▸ Work task: Begin with the first line of the entries below. Copy each line exactly, stopping after the one that contains "POTCAR, in this".

▸ Exercise data:
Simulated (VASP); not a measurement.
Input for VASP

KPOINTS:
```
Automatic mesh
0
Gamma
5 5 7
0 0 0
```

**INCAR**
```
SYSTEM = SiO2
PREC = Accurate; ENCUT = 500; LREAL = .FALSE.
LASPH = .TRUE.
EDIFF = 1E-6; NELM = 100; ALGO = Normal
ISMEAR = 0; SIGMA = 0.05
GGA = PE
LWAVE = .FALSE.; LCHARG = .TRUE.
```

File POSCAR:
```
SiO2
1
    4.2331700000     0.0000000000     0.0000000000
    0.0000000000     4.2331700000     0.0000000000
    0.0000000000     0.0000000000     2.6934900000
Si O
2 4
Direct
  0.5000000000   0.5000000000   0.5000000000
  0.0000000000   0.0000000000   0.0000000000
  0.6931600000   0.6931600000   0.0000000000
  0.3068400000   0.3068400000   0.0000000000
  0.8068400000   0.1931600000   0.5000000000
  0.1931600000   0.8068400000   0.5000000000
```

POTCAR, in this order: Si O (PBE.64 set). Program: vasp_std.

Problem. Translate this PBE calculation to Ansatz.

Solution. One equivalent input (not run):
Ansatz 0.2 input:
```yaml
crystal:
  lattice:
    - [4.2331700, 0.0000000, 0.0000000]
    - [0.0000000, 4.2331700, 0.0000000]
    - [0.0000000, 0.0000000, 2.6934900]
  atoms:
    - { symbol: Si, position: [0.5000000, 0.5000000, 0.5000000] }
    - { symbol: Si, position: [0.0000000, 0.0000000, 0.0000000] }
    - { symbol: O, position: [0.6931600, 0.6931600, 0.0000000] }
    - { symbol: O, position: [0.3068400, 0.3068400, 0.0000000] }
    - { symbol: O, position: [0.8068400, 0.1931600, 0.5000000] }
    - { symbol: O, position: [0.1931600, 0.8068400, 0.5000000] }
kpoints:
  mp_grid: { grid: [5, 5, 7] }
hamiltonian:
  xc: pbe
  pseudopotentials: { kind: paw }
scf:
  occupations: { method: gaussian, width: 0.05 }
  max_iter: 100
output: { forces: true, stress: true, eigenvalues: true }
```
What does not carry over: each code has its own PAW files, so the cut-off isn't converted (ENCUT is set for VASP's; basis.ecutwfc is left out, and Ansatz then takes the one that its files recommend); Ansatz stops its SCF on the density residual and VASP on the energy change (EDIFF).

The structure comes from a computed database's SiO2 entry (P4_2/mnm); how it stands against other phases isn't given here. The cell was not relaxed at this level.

▸ Result:
Simulated (VASP); not a measurement.
Input for VASP

KPOINTS:
```
Automatic mesh
0
Gamma
5 5 7
0 0 0
```

**INCAR**
```
SYSTEM = SiO2
PREC = Accurate; ENCUT = 500; LREAL = .FALSE.
LASPH = .TRUE.
EDIFF = 1E-6; NELM = 100; ALGO = Normal
ISMEAR = 0; SIGMA = 0.05
GGA = PE
LWAVE = .FALSE.; LCHARG = .TRUE.
```

File POSCAR:
```
SiO2
1
    4.2331700000     0.0000000000     0.0000000000
    0.0000000000     4.2331700000     0.0000000000
    0.0000000000     0.0000000000     2.6934900000
Si O
2 4
Direct
  0.5000000000   0.5000000000   0.5000000000
  0.0000000000   0.0000000000   0.0000000000
  0.6931600000   0.6931600000   0.0000000000
  0.3068400000   0.3068400000   0.0000000000
  0.8068400000   0.1931600000   0.5000000000
  0.1931600000   0.8068400000   0.5000000000
```

POTCAR, in this order: Si O (PBE.64 set). Program: vasp_std.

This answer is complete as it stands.